● **Assigned task**: Beginning at the top of the listing, repeat each line exactly until the line with "How long does it take, and how much memory?" has been repeated too.

══════
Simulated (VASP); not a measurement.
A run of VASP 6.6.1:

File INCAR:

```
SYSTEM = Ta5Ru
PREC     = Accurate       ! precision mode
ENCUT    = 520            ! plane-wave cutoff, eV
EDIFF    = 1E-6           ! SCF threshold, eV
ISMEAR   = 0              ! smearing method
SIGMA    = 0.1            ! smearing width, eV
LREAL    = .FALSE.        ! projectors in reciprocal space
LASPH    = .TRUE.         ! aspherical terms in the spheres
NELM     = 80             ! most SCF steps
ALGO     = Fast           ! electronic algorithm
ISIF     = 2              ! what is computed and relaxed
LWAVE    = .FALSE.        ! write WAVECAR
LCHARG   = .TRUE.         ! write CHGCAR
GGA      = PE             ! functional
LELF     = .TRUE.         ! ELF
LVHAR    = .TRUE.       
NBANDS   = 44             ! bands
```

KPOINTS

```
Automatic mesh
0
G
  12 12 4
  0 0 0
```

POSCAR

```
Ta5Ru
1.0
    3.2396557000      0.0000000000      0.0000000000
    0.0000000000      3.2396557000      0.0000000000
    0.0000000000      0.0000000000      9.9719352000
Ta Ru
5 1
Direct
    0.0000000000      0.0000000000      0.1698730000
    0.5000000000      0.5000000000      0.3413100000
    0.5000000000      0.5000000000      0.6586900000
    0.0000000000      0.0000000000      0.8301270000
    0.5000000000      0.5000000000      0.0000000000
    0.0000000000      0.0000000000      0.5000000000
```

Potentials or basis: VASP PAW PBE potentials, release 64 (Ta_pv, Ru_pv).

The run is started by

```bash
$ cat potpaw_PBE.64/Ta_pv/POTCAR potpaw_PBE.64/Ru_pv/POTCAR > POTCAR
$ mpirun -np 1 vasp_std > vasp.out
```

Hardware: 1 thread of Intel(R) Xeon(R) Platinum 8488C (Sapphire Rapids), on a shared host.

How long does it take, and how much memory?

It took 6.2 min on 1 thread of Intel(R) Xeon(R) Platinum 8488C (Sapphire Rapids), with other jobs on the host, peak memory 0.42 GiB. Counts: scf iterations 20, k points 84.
══════

● **Written solution**:
Simulated (VASP); not a measurement.
A run of VASP 6.6.1:

File INCAR:

```
SYSTEM = Ta5Ru
PREC     = Accurate       ! precision mode
ENCUT    = 520            ! plane-wave cutoff, eV
EDIFF    = 1E-6           ! SCF threshold, eV
ISMEAR   = 0              ! smearing method
SIGMA    = 0.1            ! smearing width, eV
LREAL    = .FALSE.        ! projectors in reciprocal space
LASPH    = .TRUE.         ! aspherical terms in the spheres
NELM     = 80             ! most SCF steps
ALGO     = Fast           ! electronic algorithm
ISIF     = 2              ! what is computed and relaxed
LWAVE    = .FALSE.        ! write WAVECAR
LCHARG   = .TRUE.         ! write CHGCAR
GGA      = PE             ! functional
LELF     = .TRUE.         ! ELF
LVHAR    = .TRUE.       
NBANDS   = 44             ! bands
```

KPOINTS

```
Automatic mesh
0
G
  12 12 4
  0 0 0
```

POSCAR

```
Ta5Ru
1.0
    3.2396557000      0.0000000000      0.0000000000
    0.0000000000      3.2396557000      0.0000000000
    0.0000000000      0.0000000000      9.9719352000
Ta Ru
5 1
Direct
    0.0000000000      0.0000000000      0.1698730000
    0.5000000000      0.5000000000      0.3413100000
    0.5000000000      0.5000000000      0.6586900000
    0.0000000000      0.0000000000      0.8301270000
    0.5000000000      0.5000000000      0.0000000000
    0.0000000000      0.0000000000      0.5000000000
```

Potentials or basis: VASP PAW PBE potentials, release 64 (Ta_pv, Ru_pv).

The run is started by

```bash
$ cat potpaw_PBE.64/Ta_pv/POTCAR potpaw_PBE.64/Ru_pv/POTCAR > POTCAR
$ mpirun -np 1 vasp_std > vasp.out
```

Hardware: 1 thread of Intel(R) Xeon(R) Platinum 8488C (Sapphire Rapids), on a shared host.

How long does it take, and how much memory?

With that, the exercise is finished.